§ **Exercise**
Restate word for word the lines of the data below, from the first through the one that has "Q: Will the".

§ **The data**
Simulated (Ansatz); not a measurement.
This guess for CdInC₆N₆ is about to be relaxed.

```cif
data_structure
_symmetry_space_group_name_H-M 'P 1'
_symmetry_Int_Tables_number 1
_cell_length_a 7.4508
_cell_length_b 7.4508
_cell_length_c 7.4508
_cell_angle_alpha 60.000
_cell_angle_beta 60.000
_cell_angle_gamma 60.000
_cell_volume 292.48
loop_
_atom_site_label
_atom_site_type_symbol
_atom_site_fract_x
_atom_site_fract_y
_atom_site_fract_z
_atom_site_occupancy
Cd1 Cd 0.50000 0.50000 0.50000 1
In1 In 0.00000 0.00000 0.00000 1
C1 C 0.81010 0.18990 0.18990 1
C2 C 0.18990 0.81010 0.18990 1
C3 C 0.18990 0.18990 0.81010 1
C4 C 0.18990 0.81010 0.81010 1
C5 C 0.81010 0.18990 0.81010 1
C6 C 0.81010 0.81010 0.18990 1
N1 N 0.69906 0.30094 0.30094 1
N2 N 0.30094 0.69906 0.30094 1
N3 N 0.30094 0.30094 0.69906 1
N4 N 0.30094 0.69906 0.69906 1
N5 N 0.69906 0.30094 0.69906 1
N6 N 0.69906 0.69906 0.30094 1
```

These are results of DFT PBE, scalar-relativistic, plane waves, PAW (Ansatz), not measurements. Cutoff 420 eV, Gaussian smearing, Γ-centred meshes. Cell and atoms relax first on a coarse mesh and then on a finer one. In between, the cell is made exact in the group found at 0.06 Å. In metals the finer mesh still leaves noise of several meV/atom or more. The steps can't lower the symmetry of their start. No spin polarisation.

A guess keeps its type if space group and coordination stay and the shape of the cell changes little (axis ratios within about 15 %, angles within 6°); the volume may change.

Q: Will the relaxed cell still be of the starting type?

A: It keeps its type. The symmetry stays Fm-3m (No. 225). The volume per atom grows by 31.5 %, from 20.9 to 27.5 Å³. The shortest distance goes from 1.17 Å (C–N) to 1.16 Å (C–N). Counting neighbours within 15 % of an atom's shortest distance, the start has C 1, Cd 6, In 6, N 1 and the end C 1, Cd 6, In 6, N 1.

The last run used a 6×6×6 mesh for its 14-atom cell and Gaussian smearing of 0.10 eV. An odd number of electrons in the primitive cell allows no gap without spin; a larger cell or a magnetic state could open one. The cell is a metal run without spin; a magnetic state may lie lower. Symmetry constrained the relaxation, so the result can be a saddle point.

§ **Response box**
Simulated (Ansatz); not a measurement.
This guess for CdInC₆N₆ is about to be relaxed.

```cif
data_structure
_symmetry_space_group_name_H-M 'P 1'
_symmetry_Int_Tables_number 1
_cell_length_a 7.4508
_cell_length_b 7.4508
_cell_length_c 7.4508
_cell_angle_alpha 60.000
_cell_angle_beta 60.000
_cell_angle_gamma 60.000
_cell_volume 292.48
loop_
_atom_site_label
_atom_site_type_symbol
_atom_site_fract_x
_atom_site_fract_y
_atom_site_fract_z
_atom_site_occupancy
Cd1 Cd 0.50000 0.50000 0.50000 1
In1 In 0.00000 0.00000 0.00000 1
C1 C 0.81010 0.18990 0.18990 1
C2 C 0.18990 0.81010 0.18990 1
C3 C 0.18990 0.18990 0.81010 1
C4 C 0.18990 0.81010 0.81010 1
C5 C 0.81010 0.18990 0.81010 1
C6 C 0.81010 0.81010 0.18990 1
N1 N 0.69906 0.30094 0.30094 1
N2 N 0.30094 0.69906 0.30094 1
N3 N 0.30094 0.30094 0.69906 1
N4 N 0.30094 0.69906 0.69906 1
N5 N 0.69906 0.30094 0.69906 1
N6 N 0.69906 0.69906 0.30094 1
```

These are results of DFT PBE, scalar-relativistic, plane waves, PAW (Ansatz), not measurements. Cutoff 420 eV, Gaussian smearing, Γ-centred meshes. Cell and atoms relax first on a coarse mesh and then on a finer one. In between, the cell is made exact in the group found at 0.06 Å. In metals the finer mesh still leaves noise of several meV/atom or more. The steps can't lower the symmetry of their start. No spin polarisation.

A guess keeps its type if space group and coordination stay and the shape of the cell changes little (axis ratios within about 15 %, angles within 6°); the volume may change.

Q: Will the relaxed cell still be of the starting type?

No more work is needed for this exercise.